*** Opening of Excerpted records ***

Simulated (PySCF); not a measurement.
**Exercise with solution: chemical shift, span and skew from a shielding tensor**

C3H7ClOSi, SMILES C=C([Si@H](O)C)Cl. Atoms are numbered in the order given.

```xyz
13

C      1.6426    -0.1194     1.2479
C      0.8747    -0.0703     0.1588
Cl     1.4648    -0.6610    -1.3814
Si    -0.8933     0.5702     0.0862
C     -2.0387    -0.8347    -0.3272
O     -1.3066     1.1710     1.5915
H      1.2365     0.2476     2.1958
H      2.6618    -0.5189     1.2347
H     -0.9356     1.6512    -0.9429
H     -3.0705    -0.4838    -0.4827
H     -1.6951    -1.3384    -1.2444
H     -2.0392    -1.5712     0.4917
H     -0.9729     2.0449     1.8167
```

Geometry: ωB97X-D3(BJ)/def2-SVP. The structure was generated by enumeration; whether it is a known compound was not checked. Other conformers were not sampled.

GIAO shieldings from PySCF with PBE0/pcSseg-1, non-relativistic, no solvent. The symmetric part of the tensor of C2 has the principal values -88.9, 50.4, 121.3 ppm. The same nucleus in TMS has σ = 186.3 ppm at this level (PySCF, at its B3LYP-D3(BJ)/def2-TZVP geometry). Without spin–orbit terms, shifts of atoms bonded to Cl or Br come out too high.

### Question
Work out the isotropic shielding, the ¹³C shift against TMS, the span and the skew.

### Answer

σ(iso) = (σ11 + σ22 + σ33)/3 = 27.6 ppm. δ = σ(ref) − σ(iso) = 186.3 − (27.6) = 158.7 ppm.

*** Close of Excerpted records ***

Brief
Ending with the line containing "Geometry: ωB97X-D3(BJ)/def2-SVP. The", please print exactly the lines of the material above from its first line onward, and nothing else.

Your response
Simulated (PySCF); not a measurement.
**Exercise with solution: chemical shift, span and skew from a shielding tensor**

C3H7ClOSi, SMILES C=C([Si@H](O)C)Cl. Atoms are numbered in the order given.

```xyz
13

C      1.6426    -0.1194     1.2479
C      0.8747    -0.0703     0.1588
Cl     1.4648    -0.6610    -1.3814
Si    -0.8933     0.5702     0.0862
C     -2.0387    -0.8347    -0.3272
O     -1.3066     1.1710     1.5915
H      1.2365     0.2476     2.1958
H      2.6618    -0.5189     1.2347
H     -0.9356     1.6512    -0.9429
H     -3.0705    -0.4838    -0.4827
H     -1.6951    -1.3384    -1.2444
H     -2.0392    -1.5712     0.4917
H     -0.9729     2.0449     1.8167
```

Geometry: ωB97X-D3(BJ)/def2-SVP. The structure was generated by enumeration; whether it is a known compound was not checked. Other conformers were not sampled.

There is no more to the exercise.